* [BRIEF]
Your answer must be an exact copy of the records below.

* [EXTRACTED RECORDS]
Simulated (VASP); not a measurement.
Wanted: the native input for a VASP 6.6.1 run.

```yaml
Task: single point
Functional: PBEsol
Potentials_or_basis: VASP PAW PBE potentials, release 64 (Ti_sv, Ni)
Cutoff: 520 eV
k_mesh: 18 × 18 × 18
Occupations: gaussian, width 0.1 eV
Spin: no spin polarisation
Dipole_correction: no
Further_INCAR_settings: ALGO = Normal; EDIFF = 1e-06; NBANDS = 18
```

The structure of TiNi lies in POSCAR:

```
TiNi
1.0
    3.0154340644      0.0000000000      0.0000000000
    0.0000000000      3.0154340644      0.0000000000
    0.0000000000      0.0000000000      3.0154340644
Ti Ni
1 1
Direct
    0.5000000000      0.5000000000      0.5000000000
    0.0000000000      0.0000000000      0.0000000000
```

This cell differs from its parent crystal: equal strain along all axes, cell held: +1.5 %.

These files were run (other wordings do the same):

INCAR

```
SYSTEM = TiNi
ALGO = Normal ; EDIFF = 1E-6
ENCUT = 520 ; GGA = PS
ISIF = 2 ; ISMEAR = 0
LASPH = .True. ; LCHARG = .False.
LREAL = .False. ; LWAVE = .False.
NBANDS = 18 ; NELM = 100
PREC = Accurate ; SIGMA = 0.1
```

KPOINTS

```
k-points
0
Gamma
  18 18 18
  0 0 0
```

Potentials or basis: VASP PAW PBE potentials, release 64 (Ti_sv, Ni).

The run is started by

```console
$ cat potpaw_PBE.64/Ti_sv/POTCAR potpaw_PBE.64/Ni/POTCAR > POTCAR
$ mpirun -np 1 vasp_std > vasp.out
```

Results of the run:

* [ANSWER SPACE]
Simulated (VASP); not a measurement.
Wanted: the native input for a VASP 6.6.1 run.

```yaml
Task: single point
Functional: PBEsol
Potentials_or_basis: VASP PAW PBE potentials, release 64 (Ti_sv, Ni)
Cutoff: 520 eV
k_mesh: 18 × 18 × 18
Occupations: gaussian, width 0.1 eV
Spin: no spin polarisation
Dipole_correction: no
Further_INCAR_settings: ALGO = Normal; EDIFF = 1e-06; NBANDS = 18
```

The structure of TiNi lies in POSCAR:

```
TiNi
1.0
    3.0154340644      0.0000000000      0.0000000000
    0.0000000000      3.0154340644      0.0000000000
    0.0000000000      0.0000000000      3.0154340644
Ti Ni
1 1
Direct
    0.5000000000      0.5000000000      0.5000000000
    0.0000000000      0.0000000000      0.0000000000
```

This cell differs from its parent crystal: equal strain along all axes, cell held: +1.5 %.

These files were run (other wordings do the same):

INCAR

```
SYSTEM = TiNi
ALGO = Normal ; EDIFF = 1E-6
ENCUT = 520 ; GGA = PS
ISIF = 2 ; ISMEAR = 0
LASPH = .True. ; LCHARG = .False.
LREAL = .False. ; LWAVE = .False.
NBANDS = 18 ; NELM = 100
PREC = Accurate ; SIGMA = 0.1
```

KPOINTS

```
k-points
0
Gamma
  18 18 18
  0 0 0
```

Potentials or basis: VASP PAW PBE potentials, release 64 (Ti_sv, Ni).

The run is started by

```console
$ cat potpaw_PBE.64/Ti_sv/POTCAR potpaw_PBE.64/Ni/POTCAR > POTCAR
$ mpirun -np 1 vasp_std > vasp.out
```

Results of the run:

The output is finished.